- Work order -
For the data below, restate word for word only the lines from the line containing "spectrum (%) |" through the line containing "57.3 | 20 | 20 |", both ends included.

- Information shown -
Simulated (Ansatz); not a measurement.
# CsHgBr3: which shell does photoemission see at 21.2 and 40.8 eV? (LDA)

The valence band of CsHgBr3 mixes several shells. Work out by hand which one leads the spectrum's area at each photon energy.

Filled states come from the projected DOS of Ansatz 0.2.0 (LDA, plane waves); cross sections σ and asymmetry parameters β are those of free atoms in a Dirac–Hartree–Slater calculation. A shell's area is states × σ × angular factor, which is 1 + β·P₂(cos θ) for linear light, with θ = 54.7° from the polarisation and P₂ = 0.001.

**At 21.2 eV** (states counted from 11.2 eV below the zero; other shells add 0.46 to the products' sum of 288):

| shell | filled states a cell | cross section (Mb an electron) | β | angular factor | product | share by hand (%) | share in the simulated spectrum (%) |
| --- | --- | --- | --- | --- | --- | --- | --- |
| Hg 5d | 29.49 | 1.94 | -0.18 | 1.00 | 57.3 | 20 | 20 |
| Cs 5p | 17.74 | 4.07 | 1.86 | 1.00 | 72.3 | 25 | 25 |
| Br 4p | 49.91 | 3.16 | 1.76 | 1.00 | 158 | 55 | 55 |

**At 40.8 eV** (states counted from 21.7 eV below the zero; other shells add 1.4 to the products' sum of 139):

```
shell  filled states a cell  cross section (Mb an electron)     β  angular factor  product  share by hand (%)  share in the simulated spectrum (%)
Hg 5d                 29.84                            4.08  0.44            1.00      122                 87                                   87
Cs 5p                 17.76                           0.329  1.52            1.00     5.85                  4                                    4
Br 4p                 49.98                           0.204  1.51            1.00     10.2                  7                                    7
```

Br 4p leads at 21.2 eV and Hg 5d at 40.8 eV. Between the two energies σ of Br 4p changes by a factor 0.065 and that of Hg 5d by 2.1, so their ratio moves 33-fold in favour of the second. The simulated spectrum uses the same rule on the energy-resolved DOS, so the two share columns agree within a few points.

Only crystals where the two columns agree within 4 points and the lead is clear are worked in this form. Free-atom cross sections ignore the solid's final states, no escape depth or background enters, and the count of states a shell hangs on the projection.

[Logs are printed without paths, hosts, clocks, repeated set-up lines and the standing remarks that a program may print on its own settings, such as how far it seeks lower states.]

- Answer section -
| shell | filled states a cell | cross section (Mb an electron) | β | angular factor | product | share by hand (%) | share in the simulated spectrum (%) |
| --- | --- | --- | --- | --- | --- | --- | --- |
| Hg 5d | 29.49 | 1.94 | -0.18 | 1.00 | 57.3 | 20 | 20 |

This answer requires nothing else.